WORK ORDER –
Output the data below exactly, down to the last character.

DATA EXTRACT –
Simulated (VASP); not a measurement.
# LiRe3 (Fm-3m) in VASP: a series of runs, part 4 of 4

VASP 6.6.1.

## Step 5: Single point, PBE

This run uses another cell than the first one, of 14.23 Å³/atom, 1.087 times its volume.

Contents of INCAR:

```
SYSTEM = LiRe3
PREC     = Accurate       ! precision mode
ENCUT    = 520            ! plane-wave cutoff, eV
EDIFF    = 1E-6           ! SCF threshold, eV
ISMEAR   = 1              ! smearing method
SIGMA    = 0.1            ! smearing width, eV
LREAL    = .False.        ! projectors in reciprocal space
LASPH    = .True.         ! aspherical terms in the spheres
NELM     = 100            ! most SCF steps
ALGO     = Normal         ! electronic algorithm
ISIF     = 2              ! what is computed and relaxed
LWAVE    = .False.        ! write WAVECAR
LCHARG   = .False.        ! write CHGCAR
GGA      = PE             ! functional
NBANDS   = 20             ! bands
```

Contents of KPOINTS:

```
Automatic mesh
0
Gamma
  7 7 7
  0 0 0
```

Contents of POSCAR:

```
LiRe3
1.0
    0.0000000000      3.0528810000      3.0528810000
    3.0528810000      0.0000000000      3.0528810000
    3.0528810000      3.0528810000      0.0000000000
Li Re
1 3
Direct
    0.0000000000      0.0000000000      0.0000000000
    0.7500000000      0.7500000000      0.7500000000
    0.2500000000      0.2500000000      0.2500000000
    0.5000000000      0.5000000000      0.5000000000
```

ANSWER SPACE –
Simulated (VASP); not a measurement.
# LiRe3 (Fm-3m) in VASP: a series of runs, part 4 of 4

VASP 6.6.1.

## Step 5: Single point, PBE

This run uses another cell than the first one, of 14.23 Å³/atom, 1.087 times its volume.

Contents of INCAR:

```
SYSTEM = LiRe3
PREC     = Accurate       ! precision mode
ENCUT    = 520            ! plane-wave cutoff, eV
EDIFF    = 1E-6           ! SCF threshold, eV
ISMEAR   = 1              ! smearing method
SIGMA    = 0.1            ! smearing width, eV
LREAL    = .False.        ! projectors in reciprocal space
LASPH    = .True.         ! aspherical terms in the spheres
NELM     = 100            ! most SCF steps
ALGO     = Normal         ! electronic algorithm
ISIF     = 2              ! what is computed and relaxed
LWAVE    = .False.        ! write WAVECAR
LCHARG   = .False.        ! write CHGCAR
GGA      = PE             ! functional
NBANDS   = 20             ! bands
```

Contents of KPOINTS:

```
Automatic mesh
0
Gamma
  7 7 7
  0 0 0
```

Contents of POSCAR:

```
LiRe3
1.0
    0.0000000000      3.0528810000      3.0528810000
    3.0528810000      0.0000000000      3.0528810000
    3.0528810000      3.0528810000      0.0000000000
Li Re
1 3
Direct
    0.0000000000      0.0000000000      0.0000000000
    0.7500000000      0.7500000000      0.7500000000
    0.2500000000      0.2500000000      0.2500000000
    0.5000000000      0.5000000000      0.5000000000
```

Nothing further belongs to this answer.